§ **WORK INSTRUCTION**
The records follow. Print, word for word, the first line through the "Result: This is not unique; one that fits is" line.

--*--

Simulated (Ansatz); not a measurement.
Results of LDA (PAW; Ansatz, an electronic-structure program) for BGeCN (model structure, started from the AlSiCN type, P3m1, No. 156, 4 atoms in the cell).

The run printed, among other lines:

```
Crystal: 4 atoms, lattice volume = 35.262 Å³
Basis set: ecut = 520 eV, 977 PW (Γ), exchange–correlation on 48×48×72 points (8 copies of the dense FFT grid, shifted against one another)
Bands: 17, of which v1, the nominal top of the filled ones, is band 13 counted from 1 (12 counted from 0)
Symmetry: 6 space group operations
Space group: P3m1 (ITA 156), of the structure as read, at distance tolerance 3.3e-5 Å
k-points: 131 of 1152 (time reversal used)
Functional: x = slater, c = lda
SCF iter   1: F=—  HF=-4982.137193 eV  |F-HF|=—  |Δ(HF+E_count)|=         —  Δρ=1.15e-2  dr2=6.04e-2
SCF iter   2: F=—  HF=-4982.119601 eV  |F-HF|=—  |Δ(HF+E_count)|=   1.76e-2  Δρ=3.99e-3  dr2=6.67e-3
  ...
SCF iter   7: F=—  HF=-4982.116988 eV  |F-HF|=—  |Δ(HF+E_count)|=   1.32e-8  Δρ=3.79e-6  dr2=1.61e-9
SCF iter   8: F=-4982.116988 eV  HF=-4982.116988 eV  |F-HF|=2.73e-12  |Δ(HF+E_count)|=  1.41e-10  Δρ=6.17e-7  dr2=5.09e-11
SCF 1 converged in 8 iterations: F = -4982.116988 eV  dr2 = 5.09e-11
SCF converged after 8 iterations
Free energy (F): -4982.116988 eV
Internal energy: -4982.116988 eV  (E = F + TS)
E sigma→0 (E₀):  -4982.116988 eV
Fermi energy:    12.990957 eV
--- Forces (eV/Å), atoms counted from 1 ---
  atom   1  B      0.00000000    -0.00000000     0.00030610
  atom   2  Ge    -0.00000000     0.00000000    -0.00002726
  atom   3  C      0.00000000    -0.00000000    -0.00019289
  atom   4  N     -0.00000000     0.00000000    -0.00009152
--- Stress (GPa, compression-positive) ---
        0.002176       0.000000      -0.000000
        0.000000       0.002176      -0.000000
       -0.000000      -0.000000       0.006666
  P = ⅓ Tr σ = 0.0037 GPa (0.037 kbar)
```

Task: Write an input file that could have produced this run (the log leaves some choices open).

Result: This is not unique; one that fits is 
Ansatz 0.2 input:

--*--

§ **ANSWER AREA**
Simulated (Ansatz); not a measurement.
Results of LDA (PAW; Ansatz, an electronic-structure program) for BGeCN (model structure, started from the AlSiCN type, P3m1, No. 156, 4 atoms in the cell).

The run printed, among other lines:

```
Crystal: 4 atoms, lattice volume = 35.262 Å³
Basis set: ecut = 520 eV, 977 PW (Γ), exchange–correlation on 48×48×72 points (8 copies of the dense FFT grid, shifted against one another)
Bands: 17, of which v1, the nominal top of the filled ones, is band 13 counted from 1 (12 counted from 0)
Symmetry: 6 space group operations
Space group: P3m1 (ITA 156), of the structure as read, at distance tolerance 3.3e-5 Å
k-points: 131 of 1152 (time reversal used)
Functional: x = slater, c = lda
SCF iter   1: F=—  HF=-4982.137193 eV  |F-HF|=—  |Δ(HF+E_count)|=         —  Δρ=1.15e-2  dr2=6.04e-2
SCF iter   2: F=—  HF=-4982.119601 eV  |F-HF|=—  |Δ(HF+E_count)|=   1.76e-2  Δρ=3.99e-3  dr2=6.67e-3
  ...
SCF iter   7: F=—  HF=-4982.116988 eV  |F-HF|=—  |Δ(HF+E_count)|=   1.32e-8  Δρ=3.79e-6  dr2=1.61e-9
SCF iter   8: F=-4982.116988 eV  HF=-4982.116988 eV  |F-HF|=2.73e-12  |Δ(HF+E_count)|=  1.41e-10  Δρ=6.17e-7  dr2=5.09e-11
SCF 1 converged in 8 iterations: F = -4982.116988 eV  dr2 = 5.09e-11
SCF converged after 8 iterations
Free energy (F): -4982.116988 eV
Internal energy: -4982.116988 eV  (E = F + TS)
E sigma→0 (E₀):  -4982.116988 eV
Fermi energy:    12.990957 eV
--- Forces (eV/Å), atoms counted from 1 ---
  atom   1  B      0.00000000    -0.00000000     0.00030610
  atom   2  Ge    -0.00000000     0.00000000    -0.00002726
  atom   3  C      0.00000000    -0.00000000    -0.00019289
  atom   4  N     -0.00000000     0.00000000    -0.00009152
--- Stress (GPa, compression-positive) ---
        0.002176       0.000000      -0.000000
        0.000000       0.002176      -0.000000
       -0.000000      -0.000000       0.006666
  P = ⅓ Tr σ = 0.0037 GPa (0.037 kbar)
```

Task: Write an input file that could have produced this run (the log leaves some choices open).

Result: This is not unique; one that fits is 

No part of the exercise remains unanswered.